*INFORMATION SHOWN*.
● ● ● ●
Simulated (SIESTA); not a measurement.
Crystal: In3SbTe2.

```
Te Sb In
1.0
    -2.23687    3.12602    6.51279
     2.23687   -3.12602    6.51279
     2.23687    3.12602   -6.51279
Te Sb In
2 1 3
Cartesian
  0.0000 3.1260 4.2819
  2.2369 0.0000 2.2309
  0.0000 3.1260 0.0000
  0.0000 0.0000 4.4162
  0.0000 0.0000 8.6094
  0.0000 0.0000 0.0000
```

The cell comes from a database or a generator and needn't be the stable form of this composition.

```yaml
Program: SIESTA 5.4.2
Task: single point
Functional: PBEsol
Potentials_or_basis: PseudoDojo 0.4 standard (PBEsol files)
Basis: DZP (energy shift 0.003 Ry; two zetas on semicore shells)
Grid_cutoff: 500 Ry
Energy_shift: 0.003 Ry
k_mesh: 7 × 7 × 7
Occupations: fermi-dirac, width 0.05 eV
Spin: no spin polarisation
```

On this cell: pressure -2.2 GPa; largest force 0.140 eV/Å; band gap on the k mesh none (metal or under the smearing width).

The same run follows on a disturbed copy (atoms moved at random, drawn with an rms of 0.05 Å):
● ● ● ●

The first line of the entries above and every line after it, up to and including the line with "The cell comes", should be set down exactly.

*EXERCISE RESPONSE*.
Simulated (SIESTA); not a measurement.
Crystal: In3SbTe2.

```
Te Sb In
1.0
    -2.23687    3.12602    6.51279
     2.23687   -3.12602    6.51279
     2.23687    3.12602   -6.51279
Te Sb In
2 1 3
Cartesian
  0.0000 3.1260 4.2819
  2.2369 0.0000 2.2309
  0.0000 3.1260 0.0000
  0.0000 0.0000 4.4162
  0.0000 0.0000 8.6094
  0.0000 0.0000 0.0000
```

The cell comes from a database or a generator and needn't be the stable form of this composition.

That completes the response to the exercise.